Work item:
Each line from the opening of the listing below through the line that contains "At the start: pressure" is to be output exactly as written.

-- Entries shown follows --

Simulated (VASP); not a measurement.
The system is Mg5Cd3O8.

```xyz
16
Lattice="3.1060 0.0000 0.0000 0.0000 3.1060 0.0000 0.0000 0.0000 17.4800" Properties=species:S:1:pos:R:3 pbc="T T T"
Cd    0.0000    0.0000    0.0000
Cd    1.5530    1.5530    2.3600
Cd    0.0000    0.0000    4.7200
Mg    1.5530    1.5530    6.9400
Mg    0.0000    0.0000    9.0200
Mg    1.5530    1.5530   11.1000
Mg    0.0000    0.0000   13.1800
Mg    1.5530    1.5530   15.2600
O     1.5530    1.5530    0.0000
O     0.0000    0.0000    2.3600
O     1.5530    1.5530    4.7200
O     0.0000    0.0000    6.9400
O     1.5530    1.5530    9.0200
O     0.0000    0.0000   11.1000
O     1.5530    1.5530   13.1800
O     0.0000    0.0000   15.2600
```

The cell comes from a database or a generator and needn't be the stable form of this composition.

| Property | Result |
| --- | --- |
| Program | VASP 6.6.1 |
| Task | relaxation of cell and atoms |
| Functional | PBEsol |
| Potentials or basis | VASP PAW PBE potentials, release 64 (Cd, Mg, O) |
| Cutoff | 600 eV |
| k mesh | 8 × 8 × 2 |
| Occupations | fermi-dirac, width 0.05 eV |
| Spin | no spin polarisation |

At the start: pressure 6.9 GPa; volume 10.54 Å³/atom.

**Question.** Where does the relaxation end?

-- Entries shown concluded --

Answer section:
Simulated (VASP); not a measurement.
The system is Mg5Cd3O8.

```xyz
16
Lattice="3.1060 0.0000 0.0000 0.0000 3.1060 0.0000 0.0000 0.0000 17.4800" Properties=species:S:1:pos:R:3 pbc="T T T"
Cd    0.0000    0.0000    0.0000
Cd    1.5530    1.5530    2.3600
Cd    0.0000    0.0000    4.7200
Mg    1.5530    1.5530    6.9400
Mg    0.0000    0.0000    9.0200
Mg    1.5530    1.5530   11.1000
Mg    0.0000    0.0000   13.1800
Mg    1.5530    1.5530   15.2600
O     1.5530    1.5530    0.0000
O     0.0000    0.0000    2.3600
O     1.5530    1.5530    4.7200
O     0.0000    0.0000    6.9400
O     1.5530    1.5530    9.0200
O     0.0000    0.0000   11.1000
O     1.5530    1.5530   13.1800
O     0.0000    0.0000   15.2600
```

The cell comes from a database or a generator and needn't be the stable form of this composition.

| Property | Result |
| --- | --- |
| Program | VASP 6.6.1 |
| Task | relaxation of cell and atoms |
| Functional | PBEsol |
| Potentials or basis | VASP PAW PBE potentials, release 64 (Cd, Mg, O) |
| Cutoff | 600 eV |
| k mesh | 8 × 8 × 2 |
| Occupations | fermi-dirac, width 0.05 eV |
| Spin | no spin polarisation |

At the start: pressure 6.9 GPa; volume 10.54 Å³/atom.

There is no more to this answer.